───── Provided data
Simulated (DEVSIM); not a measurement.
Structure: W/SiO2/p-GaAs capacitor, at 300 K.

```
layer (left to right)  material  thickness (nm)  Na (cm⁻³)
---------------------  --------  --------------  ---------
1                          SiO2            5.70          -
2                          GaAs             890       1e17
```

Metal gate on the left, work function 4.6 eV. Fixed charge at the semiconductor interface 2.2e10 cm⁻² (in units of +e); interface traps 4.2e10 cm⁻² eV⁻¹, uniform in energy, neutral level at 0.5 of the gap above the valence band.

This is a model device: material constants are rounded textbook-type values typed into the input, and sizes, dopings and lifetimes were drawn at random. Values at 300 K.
──────────

[Work task] Please reproduce the data as it was given, with every line exact.

[Task output]
Simulated (DEVSIM); not a measurement.
Structure: W/SiO2/p-GaAs capacitor, at 300 K.

```
layer (left to right)  material  thickness (nm)  Na (cm⁻³)
---------------------  --------  --------------  ---------
1                          SiO2            5.70          -
2                          GaAs             890       1e17
```

Metal gate on the left, work function 4.6 eV. Fixed charge at the semiconductor interface 2.2e10 cm⁻² (in units of +e); interface traps 4.2e10 cm⁻² eV⁻¹, uniform in energy, neutral level at 0.5 of the gap above the valence band.

This is a model device: material constants are rounded textbook-type values typed into the input, and sizes, dopings and lifetimes were drawn at random. Values at 300 K.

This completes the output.